• **Records provided**
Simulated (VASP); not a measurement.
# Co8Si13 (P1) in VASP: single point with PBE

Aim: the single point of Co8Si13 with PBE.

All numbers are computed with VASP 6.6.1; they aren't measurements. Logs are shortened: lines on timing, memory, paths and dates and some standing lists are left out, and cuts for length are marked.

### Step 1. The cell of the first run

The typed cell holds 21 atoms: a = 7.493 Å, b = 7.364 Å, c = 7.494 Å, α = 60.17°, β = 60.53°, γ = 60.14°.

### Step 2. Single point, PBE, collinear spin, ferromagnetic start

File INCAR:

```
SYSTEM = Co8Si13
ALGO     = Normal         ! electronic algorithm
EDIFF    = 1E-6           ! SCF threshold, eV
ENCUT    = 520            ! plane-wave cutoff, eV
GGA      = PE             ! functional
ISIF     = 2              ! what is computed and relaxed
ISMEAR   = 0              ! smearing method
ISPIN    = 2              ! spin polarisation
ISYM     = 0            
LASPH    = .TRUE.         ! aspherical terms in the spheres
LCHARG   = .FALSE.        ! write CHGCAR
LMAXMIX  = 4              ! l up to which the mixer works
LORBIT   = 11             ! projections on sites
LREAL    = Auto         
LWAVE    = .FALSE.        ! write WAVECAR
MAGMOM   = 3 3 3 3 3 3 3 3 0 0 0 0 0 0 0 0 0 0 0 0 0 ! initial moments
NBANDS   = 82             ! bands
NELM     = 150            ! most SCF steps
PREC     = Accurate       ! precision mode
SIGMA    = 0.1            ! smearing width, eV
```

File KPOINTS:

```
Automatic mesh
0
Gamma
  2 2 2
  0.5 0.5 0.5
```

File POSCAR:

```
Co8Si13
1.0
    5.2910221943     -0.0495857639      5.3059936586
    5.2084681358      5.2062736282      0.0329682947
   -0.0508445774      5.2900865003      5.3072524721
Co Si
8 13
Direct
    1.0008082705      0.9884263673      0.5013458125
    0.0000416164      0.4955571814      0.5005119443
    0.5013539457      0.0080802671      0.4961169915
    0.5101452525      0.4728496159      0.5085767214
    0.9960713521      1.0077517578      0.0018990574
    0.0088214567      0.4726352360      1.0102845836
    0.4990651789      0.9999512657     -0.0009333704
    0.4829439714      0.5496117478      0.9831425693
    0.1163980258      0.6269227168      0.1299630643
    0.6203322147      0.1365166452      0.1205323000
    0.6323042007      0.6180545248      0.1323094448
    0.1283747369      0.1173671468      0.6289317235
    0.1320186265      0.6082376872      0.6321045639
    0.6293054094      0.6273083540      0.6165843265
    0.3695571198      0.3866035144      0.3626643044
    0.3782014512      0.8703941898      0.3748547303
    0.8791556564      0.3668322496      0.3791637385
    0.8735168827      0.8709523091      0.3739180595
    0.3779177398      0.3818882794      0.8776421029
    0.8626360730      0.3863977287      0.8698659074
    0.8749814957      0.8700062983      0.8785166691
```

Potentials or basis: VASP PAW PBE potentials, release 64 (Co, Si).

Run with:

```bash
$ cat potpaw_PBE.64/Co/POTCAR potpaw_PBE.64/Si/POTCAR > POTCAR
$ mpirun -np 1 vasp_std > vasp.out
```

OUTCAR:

• **Required action**
Retype exactly the lines from the start of the entries through the one with "### Step 1. The cell of the first run"; include both ends.

• **Exercise response**
Simulated (VASP); not a measurement.
# Co8Si13 (P1) in VASP: single point with PBE

Aim: the single point of Co8Si13 with PBE.

All numbers are computed with VASP 6.6.1; they aren't measurements. Logs are shortened: lines on timing, memory, paths and dates and some standing lists are left out, and cuts for length are marked.

### Step 1. The cell of the first run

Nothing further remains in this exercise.